## EXERCISE DATA
=-=-=
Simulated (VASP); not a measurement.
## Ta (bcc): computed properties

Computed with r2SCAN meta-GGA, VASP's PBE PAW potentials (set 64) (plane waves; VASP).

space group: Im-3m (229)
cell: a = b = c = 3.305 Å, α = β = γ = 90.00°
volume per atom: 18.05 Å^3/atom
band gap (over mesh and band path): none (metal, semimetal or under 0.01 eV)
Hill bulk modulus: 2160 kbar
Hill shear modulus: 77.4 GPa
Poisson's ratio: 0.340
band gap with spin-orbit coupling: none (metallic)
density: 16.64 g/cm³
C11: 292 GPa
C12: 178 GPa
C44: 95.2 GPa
=-=-=

## ASSIGNMENT
Write out all of the records exactly as they stand above.

## TASK RESPONSE
Simulated (VASP); not a measurement.
## Ta (bcc): computed properties

Computed with r2SCAN meta-GGA, VASP's PBE PAW potentials (set 64) (plane waves; VASP).

space group: Im-3m (229)
cell: a = b = c = 3.305 Å, α = β = γ = 90.00°
volume per atom: 18.05 Å^3/atom
band gap (over mesh and band path): none (metal, semimetal or under 0.01 eV)
Hill bulk modulus: 2160 kbar
Hill shear modulus: 77.4 GPa
Poisson's ratio: 0.340
band gap with spin-orbit coupling: none (metallic)
density: 16.64 g/cm³
C11: 292 GPa
C12: 178 GPa
C44: 95.2 GPa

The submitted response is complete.